--- Information supplied Enclosed Below ---

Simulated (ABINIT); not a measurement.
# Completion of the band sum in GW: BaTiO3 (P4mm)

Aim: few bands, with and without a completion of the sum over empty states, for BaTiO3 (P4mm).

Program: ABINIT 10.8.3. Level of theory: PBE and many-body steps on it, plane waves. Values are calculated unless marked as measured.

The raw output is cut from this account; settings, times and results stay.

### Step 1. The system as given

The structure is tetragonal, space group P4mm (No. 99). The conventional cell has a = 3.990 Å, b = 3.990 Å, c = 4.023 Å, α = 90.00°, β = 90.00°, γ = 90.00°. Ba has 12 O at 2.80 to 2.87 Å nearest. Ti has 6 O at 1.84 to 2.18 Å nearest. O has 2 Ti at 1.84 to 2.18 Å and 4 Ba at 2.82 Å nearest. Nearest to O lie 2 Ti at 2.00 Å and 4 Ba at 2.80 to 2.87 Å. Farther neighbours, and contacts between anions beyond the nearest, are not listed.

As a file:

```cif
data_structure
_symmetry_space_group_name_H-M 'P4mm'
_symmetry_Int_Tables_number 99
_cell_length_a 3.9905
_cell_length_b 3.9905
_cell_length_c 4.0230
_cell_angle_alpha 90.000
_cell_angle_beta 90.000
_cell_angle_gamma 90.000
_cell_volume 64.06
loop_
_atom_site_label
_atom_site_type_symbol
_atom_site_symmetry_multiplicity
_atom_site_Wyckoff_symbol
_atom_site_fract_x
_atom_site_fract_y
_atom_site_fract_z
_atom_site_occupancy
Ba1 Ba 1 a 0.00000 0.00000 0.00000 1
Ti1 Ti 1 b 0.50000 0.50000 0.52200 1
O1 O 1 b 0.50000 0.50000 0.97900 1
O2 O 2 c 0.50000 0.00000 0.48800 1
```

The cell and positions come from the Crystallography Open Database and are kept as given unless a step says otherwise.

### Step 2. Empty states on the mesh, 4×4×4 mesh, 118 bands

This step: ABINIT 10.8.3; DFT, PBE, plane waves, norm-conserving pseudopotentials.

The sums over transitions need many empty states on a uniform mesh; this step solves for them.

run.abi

--- End of Enclosed Information supplied ---

Assigned task
Only one stretch is wanted, so please give again exactly the lines from the start of the data through the line containing "### Step 1. The system as given", both ends included.

Problem solution
Simulated (ABINIT); not a measurement.
# Completion of the band sum in GW: BaTiO3 (P4mm)

Aim: few bands, with and without a completion of the sum over empty states, for BaTiO3 (P4mm).

Program: ABINIT 10.8.3. Level of theory: PBE and many-body steps on it, plane waves. Values are calculated unless marked as measured.

The raw output is cut from this account; settings, times and results stay.

### Step 1. The system as given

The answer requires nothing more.